### STUDY MATERIAL
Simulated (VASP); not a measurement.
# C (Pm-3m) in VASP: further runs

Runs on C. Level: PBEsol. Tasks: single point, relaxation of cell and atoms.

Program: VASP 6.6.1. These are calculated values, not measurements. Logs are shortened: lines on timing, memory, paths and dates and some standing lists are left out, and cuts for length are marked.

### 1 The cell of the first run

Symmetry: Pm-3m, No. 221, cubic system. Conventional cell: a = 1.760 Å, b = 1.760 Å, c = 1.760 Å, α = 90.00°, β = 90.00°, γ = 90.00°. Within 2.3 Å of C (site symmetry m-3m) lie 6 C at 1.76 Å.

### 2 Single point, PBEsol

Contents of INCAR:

### REQUIRED ACTION
Look above for the line with "Program: VASP 6.6.1." and the line with "### 2 Single point, PBEsol"; transcribe both and all lines in between, exactly, and nothing else.

### SOLUTION
Program: VASP 6.6.1. These are calculated values, not measurements. Logs are shortened: lines on timing, memory, paths and dates and some standing lists are left out, and cuts for length are marked.

### 1 The cell of the first run

Symmetry: Pm-3m, No. 221, cubic system. Conventional cell: a = 1.760 Å, b = 1.760 Å, c = 1.760 Å, α = 90.00°, β = 90.00°, γ = 90.00°. Within 2.3 Å of C (site symmetry m-3m) lie 6 C at 1.76 Å.

### 2 Single point, PBEsol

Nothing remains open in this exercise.